= = = = =

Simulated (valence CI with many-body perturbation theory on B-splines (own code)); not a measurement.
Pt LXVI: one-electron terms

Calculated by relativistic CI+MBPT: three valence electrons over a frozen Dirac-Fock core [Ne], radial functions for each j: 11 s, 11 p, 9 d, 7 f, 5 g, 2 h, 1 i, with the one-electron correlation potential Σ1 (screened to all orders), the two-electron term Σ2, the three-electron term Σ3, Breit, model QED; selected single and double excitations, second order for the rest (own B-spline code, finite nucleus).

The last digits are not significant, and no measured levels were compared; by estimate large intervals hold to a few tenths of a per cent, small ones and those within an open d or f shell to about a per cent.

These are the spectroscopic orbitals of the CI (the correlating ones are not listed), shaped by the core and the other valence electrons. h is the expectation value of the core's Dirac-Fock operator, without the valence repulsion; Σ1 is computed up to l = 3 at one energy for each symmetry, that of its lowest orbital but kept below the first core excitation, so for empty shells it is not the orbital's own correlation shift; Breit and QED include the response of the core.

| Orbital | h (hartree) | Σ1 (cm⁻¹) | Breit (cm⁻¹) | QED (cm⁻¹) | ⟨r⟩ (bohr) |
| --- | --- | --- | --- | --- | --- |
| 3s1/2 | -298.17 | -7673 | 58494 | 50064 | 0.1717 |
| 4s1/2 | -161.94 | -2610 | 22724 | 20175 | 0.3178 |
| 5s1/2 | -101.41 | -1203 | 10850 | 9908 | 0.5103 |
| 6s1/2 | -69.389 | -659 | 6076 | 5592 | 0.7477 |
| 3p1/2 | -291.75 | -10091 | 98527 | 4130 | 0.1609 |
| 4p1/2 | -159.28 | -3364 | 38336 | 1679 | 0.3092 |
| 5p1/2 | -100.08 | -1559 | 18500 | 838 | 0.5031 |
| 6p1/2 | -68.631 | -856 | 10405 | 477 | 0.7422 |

= = = = =

(Brief): Nothing but the lines above from the one containing "4130 | 0.1609 |" through the one containing "838 | 0.5031 |" should appear in the answer, each repeated exactly.

(Solution):
| 3p1/2 | -291.75 | -10091 | 98527 | 4130 | 0.1609 |
| 4p1/2 | -159.28 | -3364 | 38336 | 1679 | 0.3092 |
| 5p1/2 | -100.08 | -1559 | 18500 | 838 | 0.5031 |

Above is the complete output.